## ASSIGNED TASK
Exact reproduction is required for all entries.

==============================

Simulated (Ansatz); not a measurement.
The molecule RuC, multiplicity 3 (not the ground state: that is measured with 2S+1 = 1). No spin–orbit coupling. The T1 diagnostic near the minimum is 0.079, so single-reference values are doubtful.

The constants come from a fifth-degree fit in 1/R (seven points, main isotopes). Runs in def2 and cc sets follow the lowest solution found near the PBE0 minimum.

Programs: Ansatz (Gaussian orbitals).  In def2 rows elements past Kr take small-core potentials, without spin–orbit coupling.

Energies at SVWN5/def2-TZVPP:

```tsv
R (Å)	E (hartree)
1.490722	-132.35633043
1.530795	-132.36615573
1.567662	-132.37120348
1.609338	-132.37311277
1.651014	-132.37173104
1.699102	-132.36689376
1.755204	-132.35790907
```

==============================

## EXERCISE OUTPUT
Simulated (Ansatz); not a measurement.
The molecule RuC, multiplicity 3 (not the ground state: that is measured with 2S+1 = 1). No spin–orbit coupling. The T1 diagnostic near the minimum is 0.079, so single-reference values are doubtful.

The constants come from a fifth-degree fit in 1/R (seven points, main isotopes). Runs in def2 and cc sets follow the lowest solution found near the PBE0 minimum.

Programs: Ansatz (Gaussian orbitals).  In def2 rows elements past Kr take small-core potentials, without spin–orbit coupling.

Energies at SVWN5/def2-TZVPP:

```tsv
R (Å)	E (hartree)
1.490722	-132.35633043
1.530795	-132.36615573
1.567662	-132.37120348
1.609338	-132.37311277
1.651014	-132.37173104
1.699102	-132.36689376
1.755204	-132.35790907
```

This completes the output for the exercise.